> [Assigned task]: In the listing below, locate the line that contains "States per cell" and the line that contains "Bi1_d | Bi1_s |". Restate word for word those two lines and every line between them, and nothing else.

> [Data excerpts]:
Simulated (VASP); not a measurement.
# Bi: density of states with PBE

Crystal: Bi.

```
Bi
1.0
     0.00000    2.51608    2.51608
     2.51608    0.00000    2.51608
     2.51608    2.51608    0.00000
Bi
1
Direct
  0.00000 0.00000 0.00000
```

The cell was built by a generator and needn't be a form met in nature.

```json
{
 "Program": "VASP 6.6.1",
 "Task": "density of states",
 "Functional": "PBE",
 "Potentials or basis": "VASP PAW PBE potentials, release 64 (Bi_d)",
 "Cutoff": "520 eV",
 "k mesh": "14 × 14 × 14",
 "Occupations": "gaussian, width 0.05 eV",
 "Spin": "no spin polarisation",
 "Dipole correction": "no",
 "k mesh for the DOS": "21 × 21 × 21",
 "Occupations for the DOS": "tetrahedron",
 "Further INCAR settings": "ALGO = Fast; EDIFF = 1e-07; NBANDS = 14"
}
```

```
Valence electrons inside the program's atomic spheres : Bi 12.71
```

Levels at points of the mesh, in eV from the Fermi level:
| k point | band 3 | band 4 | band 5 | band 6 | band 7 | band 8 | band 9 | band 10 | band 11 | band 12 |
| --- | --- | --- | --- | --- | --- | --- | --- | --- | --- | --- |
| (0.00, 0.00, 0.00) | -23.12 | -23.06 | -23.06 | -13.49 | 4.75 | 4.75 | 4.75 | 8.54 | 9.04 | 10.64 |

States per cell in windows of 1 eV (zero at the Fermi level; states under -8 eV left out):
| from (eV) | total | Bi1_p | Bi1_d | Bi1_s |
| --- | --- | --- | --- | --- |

> [Task solution]:
States per cell in windows of 1 eV (zero at the Fermi level; states under -8 eV left out):
| from (eV) | total | Bi1_p | Bi1_d | Bi1_s |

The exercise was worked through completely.